Activity —
What do the lines from the top of the data through the line with "Wanted: the energy" say? Quote them exactly and include both ends.

======== Dataset content
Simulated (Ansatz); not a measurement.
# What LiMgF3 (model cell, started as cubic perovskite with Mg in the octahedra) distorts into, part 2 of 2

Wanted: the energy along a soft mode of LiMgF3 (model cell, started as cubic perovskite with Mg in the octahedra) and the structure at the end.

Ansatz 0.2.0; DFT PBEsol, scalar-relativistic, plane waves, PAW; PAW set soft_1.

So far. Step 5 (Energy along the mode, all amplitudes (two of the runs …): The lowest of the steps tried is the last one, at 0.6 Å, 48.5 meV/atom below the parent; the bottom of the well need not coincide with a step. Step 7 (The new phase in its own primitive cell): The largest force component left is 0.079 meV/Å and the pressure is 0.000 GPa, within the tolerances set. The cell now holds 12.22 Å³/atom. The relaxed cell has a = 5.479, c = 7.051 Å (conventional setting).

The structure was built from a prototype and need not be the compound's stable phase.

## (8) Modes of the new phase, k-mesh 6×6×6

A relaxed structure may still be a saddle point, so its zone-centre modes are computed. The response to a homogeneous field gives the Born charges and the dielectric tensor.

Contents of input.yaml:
================

Answer space —
Simulated (Ansatz); not a measurement.
# What LiMgF3 (model cell, started as cubic perovskite with Mg in the octahedra) distorts into, part 2 of 2

Wanted: the energy along a soft mode of LiMgF3 (model cell, started as cubic perovskite with Mg in the octahedra) and the structure at the end.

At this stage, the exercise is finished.